◆ **Source material**:
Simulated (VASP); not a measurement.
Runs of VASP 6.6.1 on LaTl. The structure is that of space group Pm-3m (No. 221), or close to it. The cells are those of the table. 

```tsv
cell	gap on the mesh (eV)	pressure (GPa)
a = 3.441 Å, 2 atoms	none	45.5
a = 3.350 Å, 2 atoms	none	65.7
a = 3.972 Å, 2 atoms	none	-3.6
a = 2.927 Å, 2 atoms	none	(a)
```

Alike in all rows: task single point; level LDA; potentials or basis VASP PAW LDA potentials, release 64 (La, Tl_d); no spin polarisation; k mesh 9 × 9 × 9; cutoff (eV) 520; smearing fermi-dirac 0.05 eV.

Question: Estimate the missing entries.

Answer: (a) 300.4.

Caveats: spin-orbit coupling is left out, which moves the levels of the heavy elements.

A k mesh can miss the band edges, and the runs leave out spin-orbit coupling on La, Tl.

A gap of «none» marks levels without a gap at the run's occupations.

◆ **Required action**: Nothing should be left out: copy the material exactly.

◆ **Response area**:
Simulated (VASP); not a measurement.
Runs of VASP 6.6.1 on LaTl. The structure is that of space group Pm-3m (No. 221), or close to it. The cells are those of the table. 

```tsv
cell	gap on the mesh (eV)	pressure (GPa)
a = 3.441 Å, 2 atoms	none	45.5
a = 3.350 Å, 2 atoms	none	65.7
a = 3.972 Å, 2 atoms	none	-3.6
a = 2.927 Å, 2 atoms	none	(a)
```

Alike in all rows: task single point; level LDA; potentials or basis VASP PAW LDA potentials, release 64 (La, Tl_d); no spin polarisation; k mesh 9 × 9 × 9; cutoff (eV) 520; smearing fermi-dirac 0.05 eV.

Question: Estimate the missing entries.

Answer: (a) 300.4.

Caveats: spin-orbit coupling is left out, which moves the levels of the heavy elements.

A k mesh can miss the band edges, and the runs leave out spin-orbit coupling on La, Tl.

A gap of «none» marks levels without a gap at the run's occupations.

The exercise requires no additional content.